**Work item**.
Give every line of the listing word for word, beginning at the first and including the line with "13.0 | 14.05 |" as the last.

————————
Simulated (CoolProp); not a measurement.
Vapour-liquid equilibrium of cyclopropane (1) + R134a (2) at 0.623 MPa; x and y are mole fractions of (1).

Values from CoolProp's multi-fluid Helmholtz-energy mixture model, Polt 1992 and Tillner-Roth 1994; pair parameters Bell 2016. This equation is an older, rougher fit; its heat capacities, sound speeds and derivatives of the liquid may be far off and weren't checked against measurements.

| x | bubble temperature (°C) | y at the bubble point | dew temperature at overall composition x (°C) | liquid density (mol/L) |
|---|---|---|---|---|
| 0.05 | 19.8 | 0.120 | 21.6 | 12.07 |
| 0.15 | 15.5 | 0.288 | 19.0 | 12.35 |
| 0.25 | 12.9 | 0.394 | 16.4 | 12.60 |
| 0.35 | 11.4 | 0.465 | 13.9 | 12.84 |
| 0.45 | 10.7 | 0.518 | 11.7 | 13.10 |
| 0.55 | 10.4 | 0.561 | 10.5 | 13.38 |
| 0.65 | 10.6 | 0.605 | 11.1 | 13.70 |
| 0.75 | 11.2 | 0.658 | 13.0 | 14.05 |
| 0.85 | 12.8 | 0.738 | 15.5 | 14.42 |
————————

**Exercise response**.
Simulated (CoolProp); not a measurement.
Vapour-liquid equilibrium of cyclopropane (1) + R134a (2) at 0.623 MPa; x and y are mole fractions of (1).

Values from CoolProp's multi-fluid Helmholtz-energy mixture model, Polt 1992 and Tillner-Roth 1994; pair parameters Bell 2016. This equation is an older, rougher fit; its heat capacities, sound speeds and derivatives of the liquid may be far off and weren't checked against measurements.

| x | bubble temperature (°C) | y at the bubble point | dew temperature at overall composition x (°C) | liquid density (mol/L) |
|---|---|---|---|---|
| 0.05 | 19.8 | 0.120 | 21.6 | 12.07 |
| 0.15 | 15.5 | 0.288 | 19.0 | 12.35 |
| 0.25 | 12.9 | 0.394 | 16.4 | 12.60 |
| 0.35 | 11.4 | 0.465 | 13.9 | 12.84 |
| 0.45 | 10.7 | 0.518 | 11.7 | 13.10 |
| 0.55 | 10.4 | 0.561 | 10.5 | 13.38 |
| 0.65 | 10.6 | 0.605 | 11.1 | 13.70 |
| 0.75 | 11.2 | 0.658 | 13.0 | 14.05 |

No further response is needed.